--- START ---
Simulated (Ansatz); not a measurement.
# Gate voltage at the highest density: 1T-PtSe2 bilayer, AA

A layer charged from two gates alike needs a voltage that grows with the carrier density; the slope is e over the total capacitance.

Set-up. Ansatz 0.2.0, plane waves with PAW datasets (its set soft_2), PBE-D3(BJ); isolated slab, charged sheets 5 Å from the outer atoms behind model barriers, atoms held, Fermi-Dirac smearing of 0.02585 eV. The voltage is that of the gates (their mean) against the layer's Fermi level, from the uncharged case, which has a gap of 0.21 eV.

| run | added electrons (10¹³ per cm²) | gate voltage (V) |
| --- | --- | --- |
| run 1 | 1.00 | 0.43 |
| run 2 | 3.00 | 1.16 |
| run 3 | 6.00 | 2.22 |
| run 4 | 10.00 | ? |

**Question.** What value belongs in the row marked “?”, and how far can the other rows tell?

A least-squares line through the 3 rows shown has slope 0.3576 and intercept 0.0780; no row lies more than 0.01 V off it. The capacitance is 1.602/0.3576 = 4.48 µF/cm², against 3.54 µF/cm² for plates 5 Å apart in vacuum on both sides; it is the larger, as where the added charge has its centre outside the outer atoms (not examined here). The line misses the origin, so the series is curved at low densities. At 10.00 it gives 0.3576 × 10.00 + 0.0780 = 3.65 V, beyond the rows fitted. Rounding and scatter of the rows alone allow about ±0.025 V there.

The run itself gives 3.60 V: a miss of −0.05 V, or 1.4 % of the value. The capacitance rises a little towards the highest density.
--- END ---

(Work item):
In the listing above, find the line with "3.00 | 1.16 |" and the line with "other rows tell?", then print exactly those two lines and every line between them, and nothing more.

(Written solution):
| run 2 | 3.00 | 1.16 |
| run 3 | 6.00 | 2.22 |
| run 4 | 10.00 | ? |

**Question.** What value belongs in the row marked “?”, and how far can the other rows tell?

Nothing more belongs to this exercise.